Work order: Return, exactly as written, every line from the first line of the data below through the line that contains "Periodic cell of".

Source material:
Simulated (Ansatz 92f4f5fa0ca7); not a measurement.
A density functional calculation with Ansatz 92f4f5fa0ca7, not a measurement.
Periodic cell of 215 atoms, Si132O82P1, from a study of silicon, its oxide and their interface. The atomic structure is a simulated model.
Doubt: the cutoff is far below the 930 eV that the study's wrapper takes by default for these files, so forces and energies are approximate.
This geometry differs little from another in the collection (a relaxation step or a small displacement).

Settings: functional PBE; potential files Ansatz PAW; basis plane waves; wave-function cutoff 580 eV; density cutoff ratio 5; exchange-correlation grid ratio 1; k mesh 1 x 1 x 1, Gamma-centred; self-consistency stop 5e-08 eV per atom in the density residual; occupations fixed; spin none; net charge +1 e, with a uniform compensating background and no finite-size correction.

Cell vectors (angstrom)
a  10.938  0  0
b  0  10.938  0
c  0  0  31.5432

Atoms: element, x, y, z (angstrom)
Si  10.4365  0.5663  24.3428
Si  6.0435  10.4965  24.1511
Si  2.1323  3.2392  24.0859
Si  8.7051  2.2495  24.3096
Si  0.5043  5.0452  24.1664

Answer area:
Simulated (Ansatz 92f4f5fa0ca7); not a measurement.
A density functional calculation with Ansatz 92f4f5fa0ca7, not a measurement.
Periodic cell of 215 atoms, Si132O82P1, from a study of silicon, its oxide and their interface. The atomic structure is a simulated model.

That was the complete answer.